Given records:
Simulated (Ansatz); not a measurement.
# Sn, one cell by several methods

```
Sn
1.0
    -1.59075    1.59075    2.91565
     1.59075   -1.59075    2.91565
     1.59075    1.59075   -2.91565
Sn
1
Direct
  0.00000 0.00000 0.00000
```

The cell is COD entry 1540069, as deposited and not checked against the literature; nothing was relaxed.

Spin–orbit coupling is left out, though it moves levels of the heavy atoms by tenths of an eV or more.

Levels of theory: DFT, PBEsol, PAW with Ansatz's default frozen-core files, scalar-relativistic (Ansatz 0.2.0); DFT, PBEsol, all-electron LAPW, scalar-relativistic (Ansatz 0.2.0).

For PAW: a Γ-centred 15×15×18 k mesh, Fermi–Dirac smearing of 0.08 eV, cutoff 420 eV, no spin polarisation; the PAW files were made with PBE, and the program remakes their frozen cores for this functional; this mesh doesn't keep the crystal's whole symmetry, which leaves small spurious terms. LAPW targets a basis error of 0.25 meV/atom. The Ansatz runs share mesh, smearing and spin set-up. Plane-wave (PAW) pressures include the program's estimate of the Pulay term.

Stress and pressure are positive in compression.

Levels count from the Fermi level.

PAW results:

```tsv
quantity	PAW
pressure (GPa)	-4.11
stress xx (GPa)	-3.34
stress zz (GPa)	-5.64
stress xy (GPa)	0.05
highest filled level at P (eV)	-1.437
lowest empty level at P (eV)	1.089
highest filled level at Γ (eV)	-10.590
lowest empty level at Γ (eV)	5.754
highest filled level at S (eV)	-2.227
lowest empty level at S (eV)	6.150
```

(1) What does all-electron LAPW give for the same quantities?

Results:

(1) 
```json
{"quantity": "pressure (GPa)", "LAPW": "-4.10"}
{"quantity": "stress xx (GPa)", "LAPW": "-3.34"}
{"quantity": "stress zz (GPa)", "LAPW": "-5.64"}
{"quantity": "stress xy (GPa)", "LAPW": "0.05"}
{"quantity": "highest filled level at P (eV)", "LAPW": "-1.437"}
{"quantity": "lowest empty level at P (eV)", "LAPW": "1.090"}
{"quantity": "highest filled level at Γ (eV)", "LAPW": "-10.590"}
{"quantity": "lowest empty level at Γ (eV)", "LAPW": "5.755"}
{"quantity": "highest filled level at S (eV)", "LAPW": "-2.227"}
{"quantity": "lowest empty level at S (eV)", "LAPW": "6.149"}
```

Exercise:
Give an exact copy of the lines above, from the top of the records to the line that contains "Levels of theory: DFT, PBEsol, PAW", taking in both ends.

Answer area:
Simulated (Ansatz); not a measurement.
# Sn, one cell by several methods

```
Sn
1.0
    -1.59075    1.59075    2.91565
     1.59075   -1.59075    2.91565
     1.59075    1.59075   -2.91565
Sn
1
Direct
  0.00000 0.00000 0.00000
```

The cell is COD entry 1540069, as deposited and not checked against the literature; nothing was relaxed.

Spin–orbit coupling is left out, though it moves levels of the heavy atoms by tenths of an eV or more.

Levels of theory: DFT, PBEsol, PAW with Ansatz's default frozen-core files, scalar-relativistic (Ansatz 0.2.0); DFT, PBEsol, all-electron LAPW, scalar-relativistic (Ansatz 0.2.0).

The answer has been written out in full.